> **Work instruction**
Return every record in full. Match each one exactly.

+++

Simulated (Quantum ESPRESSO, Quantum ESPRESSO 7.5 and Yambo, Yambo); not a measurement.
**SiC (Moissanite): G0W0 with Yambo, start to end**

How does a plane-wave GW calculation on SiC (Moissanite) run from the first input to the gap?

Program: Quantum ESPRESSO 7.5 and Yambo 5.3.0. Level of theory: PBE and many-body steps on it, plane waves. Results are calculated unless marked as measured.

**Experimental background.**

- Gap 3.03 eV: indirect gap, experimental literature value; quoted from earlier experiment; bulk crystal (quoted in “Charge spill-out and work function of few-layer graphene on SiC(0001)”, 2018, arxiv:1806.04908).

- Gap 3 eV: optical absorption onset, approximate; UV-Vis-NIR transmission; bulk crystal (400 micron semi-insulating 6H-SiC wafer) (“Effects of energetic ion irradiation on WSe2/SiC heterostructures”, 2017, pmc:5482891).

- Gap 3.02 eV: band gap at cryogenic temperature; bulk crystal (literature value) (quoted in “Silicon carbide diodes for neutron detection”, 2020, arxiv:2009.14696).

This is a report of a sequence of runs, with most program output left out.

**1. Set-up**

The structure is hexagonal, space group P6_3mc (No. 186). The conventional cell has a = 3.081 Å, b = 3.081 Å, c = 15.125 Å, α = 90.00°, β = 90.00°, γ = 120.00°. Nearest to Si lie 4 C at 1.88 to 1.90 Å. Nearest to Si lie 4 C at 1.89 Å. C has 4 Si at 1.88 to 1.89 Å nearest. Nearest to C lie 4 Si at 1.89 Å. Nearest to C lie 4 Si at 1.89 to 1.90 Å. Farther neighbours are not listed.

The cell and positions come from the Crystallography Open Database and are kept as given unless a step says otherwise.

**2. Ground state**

+++

> **Exercise answer**
Simulated (Quantum ESPRESSO, Quantum ESPRESSO 7.5 and Yambo, Yambo); not a measurement.
**SiC (Moissanite): G0W0 with Yambo, start to end**

How does a plane-wave GW calculation on SiC (Moissanite) run from the first input to the gap?

Program: Quantum ESPRESSO 7.5 and Yambo 5.3.0. Level of theory: PBE and many-body steps on it, plane waves. Results are calculated unless marked as measured.

**Experimental background.**

- Gap 3.03 eV: indirect gap, experimental literature value; quoted from earlier experiment; bulk crystal (quoted in “Charge spill-out and work function of few-layer graphene on SiC(0001)”, 2018, arxiv:1806.04908).

- Gap 3 eV: optical absorption onset, approximate; UV-Vis-NIR transmission; bulk crystal (400 micron semi-insulating 6H-SiC wafer) (“Effects of energetic ion irradiation on WSe2/SiC heterostructures”, 2017, pmc:5482891).

- Gap 3.02 eV: band gap at cryogenic temperature; bulk crystal (literature value) (quoted in “Silicon carbide diodes for neutron detection”, 2020, arxiv:2009.14696).

This is a report of a sequence of runs, with most program output left out.

**1. Set-up**

The structure is hexagonal, space group P6_3mc (No. 186). The conventional cell has a = 3.081 Å, b = 3.081 Å, c = 15.125 Å, α = 90.00°, β = 90.00°, γ = 120.00°. Nearest to Si lie 4 C at 1.88 to 1.90 Å. Nearest to Si lie 4 C at 1.89 Å. C has 4 Si at 1.88 to 1.89 Å nearest. Nearest to C lie 4 Si at 1.89 Å. Nearest to C lie 4 Si at 1.89 to 1.90 Å. Farther neighbours are not listed.

The cell and positions come from the Crystallography Open Database and are kept as given unless a step says otherwise.

**2. Ground state**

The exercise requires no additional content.